__Assignment__. Please copy exactly the lines that run from the start of the entries to the line containing "Charge: 1 mol", inclusive.

*** Listed entries ***
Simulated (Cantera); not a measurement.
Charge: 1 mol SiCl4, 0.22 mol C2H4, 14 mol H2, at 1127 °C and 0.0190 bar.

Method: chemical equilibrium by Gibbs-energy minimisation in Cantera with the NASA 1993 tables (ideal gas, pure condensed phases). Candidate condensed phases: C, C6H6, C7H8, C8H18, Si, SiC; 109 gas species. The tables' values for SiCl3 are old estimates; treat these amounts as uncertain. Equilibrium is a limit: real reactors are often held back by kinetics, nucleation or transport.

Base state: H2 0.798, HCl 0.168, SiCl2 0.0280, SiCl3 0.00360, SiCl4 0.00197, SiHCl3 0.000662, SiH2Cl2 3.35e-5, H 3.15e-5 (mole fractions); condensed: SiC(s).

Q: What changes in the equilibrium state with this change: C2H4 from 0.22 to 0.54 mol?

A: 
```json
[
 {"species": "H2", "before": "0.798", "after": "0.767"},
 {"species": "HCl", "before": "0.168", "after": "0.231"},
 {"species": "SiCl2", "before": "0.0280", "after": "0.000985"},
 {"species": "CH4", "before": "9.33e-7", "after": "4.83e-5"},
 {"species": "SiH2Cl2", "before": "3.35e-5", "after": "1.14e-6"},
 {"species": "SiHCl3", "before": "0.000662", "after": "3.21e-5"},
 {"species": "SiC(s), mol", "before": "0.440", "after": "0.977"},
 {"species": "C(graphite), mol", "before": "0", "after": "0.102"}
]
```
*** End of Listed entries ***

__Exercise response__.
Simulated (Cantera); not a measurement.
Charge: 1 mol SiCl4, 0.22 mol C2H4, 14 mol H2, at 1127 °C and 0.0190 bar.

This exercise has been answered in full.